■ **Work task**: Your task is to reproduce exactly the lines that run from the beginning of the data through the line where "C. level PBEsol+U; U Fe d U = 3 eV" appears.

■ **Listed records**:
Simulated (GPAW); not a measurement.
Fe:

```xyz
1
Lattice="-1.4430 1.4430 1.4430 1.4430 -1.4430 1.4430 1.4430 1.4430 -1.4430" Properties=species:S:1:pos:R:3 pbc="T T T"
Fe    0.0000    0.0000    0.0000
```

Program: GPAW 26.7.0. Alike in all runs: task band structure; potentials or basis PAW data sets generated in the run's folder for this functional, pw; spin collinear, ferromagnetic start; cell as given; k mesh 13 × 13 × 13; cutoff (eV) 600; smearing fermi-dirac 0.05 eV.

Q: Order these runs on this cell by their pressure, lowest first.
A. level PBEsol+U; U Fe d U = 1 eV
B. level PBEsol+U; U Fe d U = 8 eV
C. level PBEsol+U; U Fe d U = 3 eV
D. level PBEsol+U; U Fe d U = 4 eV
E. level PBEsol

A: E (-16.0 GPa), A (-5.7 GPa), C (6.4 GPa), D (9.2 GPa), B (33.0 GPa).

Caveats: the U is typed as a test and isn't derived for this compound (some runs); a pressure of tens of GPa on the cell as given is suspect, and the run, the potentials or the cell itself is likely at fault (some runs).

■ **Written answer**:
Simulated (GPAW); not a measurement.
Fe:

```xyz
1
Lattice="-1.4430 1.4430 1.4430 1.4430 -1.4430 1.4430 1.4430 1.4430 -1.4430" Properties=species:S:1:pos:R:3 pbc="T T T"
Fe    0.0000    0.0000    0.0000
```

Program: GPAW 26.7.0. Alike in all runs: task band structure; potentials or basis PAW data sets generated in the run's folder for this functional, pw; spin collinear, ferromagnetic start; cell as given; k mesh 13 × 13 × 13; cutoff (eV) 600; smearing fermi-dirac 0.05 eV.

Q: Order these runs on this cell by their pressure, lowest first.
A. level PBEsol+U; U Fe d U = 1 eV
B. level PBEsol+U; U Fe d U = 8 eV
C. level PBEsol+U; U Fe d U = 3 eV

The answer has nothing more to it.